Task item
Copy exactly, please, each line of the data below until the line that contains "Molecule: CsF; SMILES [F][Cs]" has been copied, beginning at the top.

Extracted data
===
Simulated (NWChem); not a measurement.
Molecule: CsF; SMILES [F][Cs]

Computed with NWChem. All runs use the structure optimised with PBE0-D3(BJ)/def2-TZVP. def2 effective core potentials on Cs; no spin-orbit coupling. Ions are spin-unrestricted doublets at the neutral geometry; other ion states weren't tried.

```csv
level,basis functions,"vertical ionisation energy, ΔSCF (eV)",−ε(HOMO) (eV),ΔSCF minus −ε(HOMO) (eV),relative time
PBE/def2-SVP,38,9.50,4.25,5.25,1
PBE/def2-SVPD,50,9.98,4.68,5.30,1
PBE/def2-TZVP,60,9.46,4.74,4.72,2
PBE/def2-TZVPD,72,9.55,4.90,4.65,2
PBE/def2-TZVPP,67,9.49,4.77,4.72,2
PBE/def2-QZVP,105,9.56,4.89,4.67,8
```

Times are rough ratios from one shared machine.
===

Expected answer
Simulated (NWChem); not a measurement.
Molecule: CsF; SMILES [F][Cs]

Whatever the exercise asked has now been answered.